+ + + + + + +

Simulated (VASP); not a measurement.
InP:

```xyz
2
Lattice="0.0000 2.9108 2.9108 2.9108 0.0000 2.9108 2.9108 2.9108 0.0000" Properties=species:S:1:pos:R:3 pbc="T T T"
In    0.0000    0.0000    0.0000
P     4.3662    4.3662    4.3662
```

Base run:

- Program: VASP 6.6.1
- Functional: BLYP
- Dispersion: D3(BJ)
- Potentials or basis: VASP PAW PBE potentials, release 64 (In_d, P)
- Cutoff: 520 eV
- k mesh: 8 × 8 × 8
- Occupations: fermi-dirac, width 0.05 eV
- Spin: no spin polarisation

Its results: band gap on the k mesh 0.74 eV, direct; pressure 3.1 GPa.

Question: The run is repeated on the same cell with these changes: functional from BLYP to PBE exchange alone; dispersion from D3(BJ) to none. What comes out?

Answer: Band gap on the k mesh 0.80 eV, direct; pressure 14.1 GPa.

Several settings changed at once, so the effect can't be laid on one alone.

+ + + + + + +

Work task:
An exact, complete copy of the records is the expected answer.

Exercise result:
Simulated (VASP); not a measurement.
InP:

```xyz
2
Lattice="0.0000 2.9108 2.9108 2.9108 0.0000 2.9108 2.9108 2.9108 0.0000" Properties=species:S:1:pos:R:3 pbc="T T T"
In    0.0000    0.0000    0.0000
P     4.3662    4.3662    4.3662
```

Base run:

- Program: VASP 6.6.1
- Functional: BLYP
- Dispersion: D3(BJ)
- Potentials or basis: VASP PAW PBE potentials, release 64 (In_d, P)
- Cutoff: 520 eV
- k mesh: 8 × 8 × 8
- Occupations: fermi-dirac, width 0.05 eV
- Spin: no spin polarisation

Its results: band gap on the k mesh 0.74 eV, direct; pressure 3.1 GPa.

Question: The run is repeated on the same cell with these changes: functional from BLYP to PBE exchange alone; dispersion from D3(BJ) to none. What comes out?

Answer: Band gap on the k mesh 0.80 eV, direct; pressure 14.1 GPa.

Several settings changed at once, so the effect can't be laid on one alone.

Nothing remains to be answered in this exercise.